━━ Excerpted data ━━

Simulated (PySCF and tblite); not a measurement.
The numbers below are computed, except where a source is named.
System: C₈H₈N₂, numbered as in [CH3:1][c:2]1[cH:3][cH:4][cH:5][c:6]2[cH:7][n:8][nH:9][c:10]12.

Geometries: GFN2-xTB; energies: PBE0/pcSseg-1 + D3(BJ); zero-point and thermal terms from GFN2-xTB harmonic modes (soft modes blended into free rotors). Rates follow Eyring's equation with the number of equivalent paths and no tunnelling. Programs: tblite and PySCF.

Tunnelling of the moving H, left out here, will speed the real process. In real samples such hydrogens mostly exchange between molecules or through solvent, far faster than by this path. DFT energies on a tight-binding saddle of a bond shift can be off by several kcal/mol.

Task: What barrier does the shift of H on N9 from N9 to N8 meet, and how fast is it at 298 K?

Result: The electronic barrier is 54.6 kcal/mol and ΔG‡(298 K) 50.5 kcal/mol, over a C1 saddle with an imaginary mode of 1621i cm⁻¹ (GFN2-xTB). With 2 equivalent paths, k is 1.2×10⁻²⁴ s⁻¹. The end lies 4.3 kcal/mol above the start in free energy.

━━━

• [Work task] Copy out only the lines above from the one with "The numbers below" to the one with "Task: What barrier", inclusive, exactly as they stand.

• [Result]
The numbers below are computed, except where a source is named.
System: C₈H₈N₂, numbered as in [CH3:1][c:2]1[cH:3][cH:4][cH:5][c:6]2[cH:7][n:8][nH:9][c:10]12.

Geometries: GFN2-xTB; energies: PBE0/pcSseg-1 + D3(BJ); zero-point and thermal terms from GFN2-xTB harmonic modes (soft modes blended into free rotors). Rates follow Eyring's equation with the number of equivalent paths and no tunnelling. Programs: tblite and PySCF.

Tunnelling of the moving H, left out here, will speed the real process. In real samples such hydrogens mostly exchange between molecules or through solvent, far faster than by this path. DFT energies on a tight-binding saddle of a bond shift can be off by several kcal/mol.

Task: What barrier does the shift of H on N9 from N9 to N8 meet, and how fast is it at 298 K?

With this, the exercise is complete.